» The data:
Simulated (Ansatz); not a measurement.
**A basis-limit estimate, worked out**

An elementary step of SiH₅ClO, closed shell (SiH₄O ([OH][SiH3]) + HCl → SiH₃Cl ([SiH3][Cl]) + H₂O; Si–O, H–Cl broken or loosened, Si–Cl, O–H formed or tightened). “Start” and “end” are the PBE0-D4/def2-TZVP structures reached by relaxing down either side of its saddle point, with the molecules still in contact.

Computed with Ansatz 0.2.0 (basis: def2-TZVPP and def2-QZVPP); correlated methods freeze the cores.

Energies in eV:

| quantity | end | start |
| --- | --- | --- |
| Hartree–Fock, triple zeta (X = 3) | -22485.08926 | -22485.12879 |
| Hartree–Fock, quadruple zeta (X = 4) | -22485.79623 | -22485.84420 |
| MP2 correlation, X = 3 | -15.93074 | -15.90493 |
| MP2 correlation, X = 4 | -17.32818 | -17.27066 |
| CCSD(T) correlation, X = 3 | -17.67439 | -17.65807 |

» Activity: Working from the records above, write out verbatim only the lines from the line containing "-15.93074 | -15.90493 |" through the line containing "-17.32818 | -17.27066 |".

» Answer box:
| MP2 correlation, X = 3 | -15.93074 | -15.90493 |
| MP2 correlation, X = 4 | -17.32818 | -17.27066 |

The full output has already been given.